**GIVEN ENTRIES:**
────────────────────

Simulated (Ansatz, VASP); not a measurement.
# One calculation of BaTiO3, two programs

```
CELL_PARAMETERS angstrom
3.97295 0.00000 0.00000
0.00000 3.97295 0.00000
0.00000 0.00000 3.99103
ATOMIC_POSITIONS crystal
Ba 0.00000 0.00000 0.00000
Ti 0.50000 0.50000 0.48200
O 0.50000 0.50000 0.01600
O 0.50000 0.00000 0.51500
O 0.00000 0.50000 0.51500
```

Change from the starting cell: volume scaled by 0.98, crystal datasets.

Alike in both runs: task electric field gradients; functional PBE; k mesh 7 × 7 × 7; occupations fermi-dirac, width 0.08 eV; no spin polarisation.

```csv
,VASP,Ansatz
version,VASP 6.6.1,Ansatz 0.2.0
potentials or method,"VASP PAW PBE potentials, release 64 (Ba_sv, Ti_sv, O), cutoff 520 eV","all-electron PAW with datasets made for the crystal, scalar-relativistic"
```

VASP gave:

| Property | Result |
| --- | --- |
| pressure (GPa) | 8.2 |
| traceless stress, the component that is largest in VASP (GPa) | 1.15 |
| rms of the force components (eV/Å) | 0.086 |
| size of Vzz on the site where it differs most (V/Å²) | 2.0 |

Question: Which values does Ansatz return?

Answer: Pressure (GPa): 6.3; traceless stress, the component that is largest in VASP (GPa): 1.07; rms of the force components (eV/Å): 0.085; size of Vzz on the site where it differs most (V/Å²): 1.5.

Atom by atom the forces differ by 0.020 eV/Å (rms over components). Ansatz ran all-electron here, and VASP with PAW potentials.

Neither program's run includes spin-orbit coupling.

────────────────────

**REQUIRED ACTION:** Restate, word for word and with nothing added, the lines from the first line of the listing through the one where "Atom by atom" stands.

**WRITTEN REPLY:**
Simulated (Ansatz, VASP); not a measurement.
# One calculation of BaTiO3, two programs

```
CELL_PARAMETERS angstrom
3.97295 0.00000 0.00000
0.00000 3.97295 0.00000
0.00000 0.00000 3.99103
ATOMIC_POSITIONS crystal
Ba 0.00000 0.00000 0.00000
Ti 0.50000 0.50000 0.48200
O 0.50000 0.50000 0.01600
O 0.50000 0.00000 0.51500
O 0.00000 0.50000 0.51500
```

Change from the starting cell: volume scaled by 0.98, crystal datasets.

Alike in both runs: task electric field gradients; functional PBE; k mesh 7 × 7 × 7; occupations fermi-dirac, width 0.08 eV; no spin polarisation.

```csv
,VASP,Ansatz
version,VASP 6.6.1,Ansatz 0.2.0
potentials or method,"VASP PAW PBE potentials, release 64 (Ba_sv, Ti_sv, O), cutoff 520 eV","all-electron PAW with datasets made for the crystal, scalar-relativistic"
```

VASP gave:

| Property | Result |
| --- | --- |
| pressure (GPa) | 8.2 |
| traceless stress, the component that is largest in VASP (GPa) | 1.15 |
| rms of the force components (eV/Å) | 0.086 |
| size of Vzz on the site where it differs most (V/Å²) | 2.0 |

Question: Which values does Ansatz return?

Answer: Pressure (GPa): 6.3; traceless stress, the component that is largest in VASP (GPa): 1.07; rms of the force components (eV/Å): 0.085; size of Vzz on the site where it differs most (V/Å²): 1.5.

Atom by atom the forces differ by 0.020 eV/Å (rms over components). Ansatz ran all-electron here, and VASP with PAW potentials.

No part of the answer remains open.